*** Opening Dataset ***
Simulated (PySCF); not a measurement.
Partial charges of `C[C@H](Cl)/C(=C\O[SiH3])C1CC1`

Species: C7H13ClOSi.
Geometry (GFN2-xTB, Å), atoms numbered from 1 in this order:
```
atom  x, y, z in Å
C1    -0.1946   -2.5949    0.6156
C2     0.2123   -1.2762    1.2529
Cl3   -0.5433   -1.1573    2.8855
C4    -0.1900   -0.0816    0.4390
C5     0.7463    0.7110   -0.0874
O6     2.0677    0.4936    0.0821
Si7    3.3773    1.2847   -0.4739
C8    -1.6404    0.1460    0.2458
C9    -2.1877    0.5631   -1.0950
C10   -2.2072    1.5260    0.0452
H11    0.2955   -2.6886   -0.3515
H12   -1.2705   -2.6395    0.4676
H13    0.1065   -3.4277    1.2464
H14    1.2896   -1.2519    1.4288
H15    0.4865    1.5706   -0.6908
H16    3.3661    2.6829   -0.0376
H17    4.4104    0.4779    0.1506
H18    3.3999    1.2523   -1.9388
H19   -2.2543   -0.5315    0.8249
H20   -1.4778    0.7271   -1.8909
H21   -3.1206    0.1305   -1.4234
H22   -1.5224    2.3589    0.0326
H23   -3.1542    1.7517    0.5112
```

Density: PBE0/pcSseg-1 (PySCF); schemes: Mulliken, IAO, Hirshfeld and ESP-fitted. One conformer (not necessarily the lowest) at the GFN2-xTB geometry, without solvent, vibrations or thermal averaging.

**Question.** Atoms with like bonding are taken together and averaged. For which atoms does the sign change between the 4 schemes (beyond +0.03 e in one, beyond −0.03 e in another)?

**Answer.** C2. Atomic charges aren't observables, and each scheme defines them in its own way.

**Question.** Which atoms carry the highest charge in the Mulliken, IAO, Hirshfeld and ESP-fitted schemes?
*** Closing Dataset ***

Here the output must be the lines above from the line with "e in another)?" to the line with "its own way.", both included, duplicated word for word and nothing else.

**Question.** Atoms with like bonding are taken together and averaged. For which atoms does the sign change between the 4 schemes (beyond +0.03 e in one, beyond −0.03 e in another)?

**Answer.** C2. Atomic charges aren't observables, and each scheme defines them in its own way.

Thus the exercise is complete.